- [Data provided]:

============================================================

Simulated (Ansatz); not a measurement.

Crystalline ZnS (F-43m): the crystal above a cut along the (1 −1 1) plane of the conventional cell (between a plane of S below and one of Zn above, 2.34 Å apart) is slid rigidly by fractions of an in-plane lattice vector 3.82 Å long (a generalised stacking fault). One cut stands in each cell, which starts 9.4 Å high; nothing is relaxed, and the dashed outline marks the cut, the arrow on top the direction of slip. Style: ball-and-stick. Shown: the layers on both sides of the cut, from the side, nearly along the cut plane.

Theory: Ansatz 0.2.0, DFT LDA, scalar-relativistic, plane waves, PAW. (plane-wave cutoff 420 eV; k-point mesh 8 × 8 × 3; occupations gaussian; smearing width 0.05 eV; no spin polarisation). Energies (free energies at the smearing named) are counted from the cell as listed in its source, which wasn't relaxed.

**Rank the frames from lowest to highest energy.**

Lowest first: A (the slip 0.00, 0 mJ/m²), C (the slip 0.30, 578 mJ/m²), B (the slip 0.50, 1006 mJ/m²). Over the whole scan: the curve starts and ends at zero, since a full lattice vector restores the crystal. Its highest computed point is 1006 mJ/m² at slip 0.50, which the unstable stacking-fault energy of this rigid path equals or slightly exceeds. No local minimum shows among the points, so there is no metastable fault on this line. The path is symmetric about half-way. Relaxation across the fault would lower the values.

============================================================

- [Work order]: Word for word, restate the lines of the data above that fall between the line holding "Crystalline ZnS (F-43m): the" and the line holding "to highest energy.**", inclusive, and no other lines.

- [Task output]:
Crystalline ZnS (F-43m): the crystal above a cut along the (1 −1 1) plane of the conventional cell (between a plane of S below and one of Zn above, 2.34 Å apart) is slid rigidly by fractions of an in-plane lattice vector 3.82 Å long (a generalised stacking fault). One cut stands in each cell, which starts 9.4 Å high; nothing is relaxed, and the dashed outline marks the cut, the arrow on top the direction of slip. Style: ball-and-stick. Shown: the layers on both sides of the cut, from the side, nearly along the cut plane.

Theory: Ansatz 0.2.0, DFT LDA, scalar-relativistic, plane waves, PAW. (plane-wave cutoff 420 eV; k-point mesh 8 × 8 × 3; occupations gaussian; smearing width 0.05 eV; no spin polarisation). Energies (free energies at the smearing named) are counted from the cell as listed in its source, which wasn't relaxed.

**Rank the frames from lowest to highest energy.**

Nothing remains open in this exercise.